WORK TASK >>
Everything from the first line below through the line with "4.98 | 1.35 | 1 |" is to be transcribed exactly, and nothing past it.

· · · · · · ·

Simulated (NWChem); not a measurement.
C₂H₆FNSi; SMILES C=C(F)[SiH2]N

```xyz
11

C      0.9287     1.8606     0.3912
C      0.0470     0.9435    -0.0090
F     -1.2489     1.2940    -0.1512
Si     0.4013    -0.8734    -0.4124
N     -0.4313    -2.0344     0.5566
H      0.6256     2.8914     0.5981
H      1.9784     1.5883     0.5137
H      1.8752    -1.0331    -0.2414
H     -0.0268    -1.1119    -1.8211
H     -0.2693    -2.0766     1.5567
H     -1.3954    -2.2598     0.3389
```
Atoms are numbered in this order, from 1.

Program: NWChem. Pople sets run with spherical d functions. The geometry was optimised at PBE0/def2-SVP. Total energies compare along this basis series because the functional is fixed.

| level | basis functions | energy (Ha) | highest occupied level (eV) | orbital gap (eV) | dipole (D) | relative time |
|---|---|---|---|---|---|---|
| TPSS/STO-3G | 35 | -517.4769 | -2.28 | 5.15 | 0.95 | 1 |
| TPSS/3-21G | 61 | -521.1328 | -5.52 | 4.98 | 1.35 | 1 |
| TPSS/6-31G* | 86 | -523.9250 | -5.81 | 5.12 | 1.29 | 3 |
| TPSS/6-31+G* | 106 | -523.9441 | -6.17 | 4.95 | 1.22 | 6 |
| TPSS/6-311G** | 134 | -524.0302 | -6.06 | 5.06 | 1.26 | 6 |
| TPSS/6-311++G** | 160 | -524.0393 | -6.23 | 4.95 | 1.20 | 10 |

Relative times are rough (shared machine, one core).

· · · · · · ·

PROBLEM SOLUTION >>
Simulated (NWChem); not a measurement.
C₂H₆FNSi; SMILES C=C(F)[SiH2]N

```xyz
11

C      0.9287     1.8606     0.3912
C      0.0470     0.9435    -0.0090
F     -1.2489     1.2940    -0.1512
Si     0.4013    -0.8734    -0.4124
N     -0.4313    -2.0344     0.5566
H      0.6256     2.8914     0.5981
H      1.9784     1.5883     0.5137
H      1.8752    -1.0331    -0.2414
H     -0.0268    -1.1119    -1.8211
H     -0.2693    -2.0766     1.5567
H     -1.3954    -2.2598     0.3389
```
Atoms are numbered in this order, from 1.

Program: NWChem. Pople sets run with spherical d functions. The geometry was optimised at PBE0/def2-SVP. Total energies compare along this basis series because the functional is fixed.

| level | basis functions | energy (Ha) | highest occupied level (eV) | orbital gap (eV) | dipole (D) | relative time |
|---|---|---|---|---|---|---|
| TPSS/STO-3G | 35 | -517.4769 | -2.28 | 5.15 | 0.95 | 1 |
| TPSS/3-21G | 61 | -521.1328 | -5.52 | 4.98 | 1.35 | 1 |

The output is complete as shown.